* _ASSIGNMENT_:
The full set of records is to be reproduced verbatim.

═══

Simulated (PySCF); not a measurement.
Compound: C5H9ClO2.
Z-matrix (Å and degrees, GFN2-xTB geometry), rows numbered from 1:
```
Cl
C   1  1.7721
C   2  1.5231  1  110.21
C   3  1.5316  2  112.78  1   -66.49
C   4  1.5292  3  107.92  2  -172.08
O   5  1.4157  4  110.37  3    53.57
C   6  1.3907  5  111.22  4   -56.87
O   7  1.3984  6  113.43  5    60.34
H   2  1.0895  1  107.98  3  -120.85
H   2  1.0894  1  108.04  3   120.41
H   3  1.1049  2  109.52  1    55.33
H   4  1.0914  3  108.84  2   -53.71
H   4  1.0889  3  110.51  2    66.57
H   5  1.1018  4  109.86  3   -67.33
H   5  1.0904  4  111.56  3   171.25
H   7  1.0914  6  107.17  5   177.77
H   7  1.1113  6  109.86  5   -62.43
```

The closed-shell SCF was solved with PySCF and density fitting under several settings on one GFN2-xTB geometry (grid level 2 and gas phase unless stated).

═══

* _WRITTEN REPLY_:
Simulated (PySCF); not a measurement.
Compound: C5H9ClO2.
Z-matrix (Å and degrees, GFN2-xTB geometry), rows numbered from 1:
```
Cl
C   1  1.7721
C   2  1.5231  1  110.21
C   3  1.5316  2  112.78  1   -66.49
C   4  1.5292  3  107.92  2  -172.08
O   5  1.4157  4  110.37  3    53.57
C   6  1.3907  5  111.22  4   -56.87
O   7  1.3984  6  113.43  5    60.34
H   2  1.0895  1  107.98  3  -120.85
H   2  1.0894  1  108.04  3   120.41
H   3  1.1049  2  109.52  1    55.33
H   4  1.0914  3  108.84  2   -53.71
H   4  1.0889  3  110.51  2    66.57
H   5  1.1018  4  109.86  3   -67.33
H   5  1.0904  4  111.56  3   171.25
H   7  1.0914  6  107.17  5   177.77
H   7  1.1113  6  109.86  5   -62.43
```

The closed-shell SCF was solved with PySCF and density fitting under several settings on one GFN2-xTB geometry (grid level 2 and gas phase unless stated).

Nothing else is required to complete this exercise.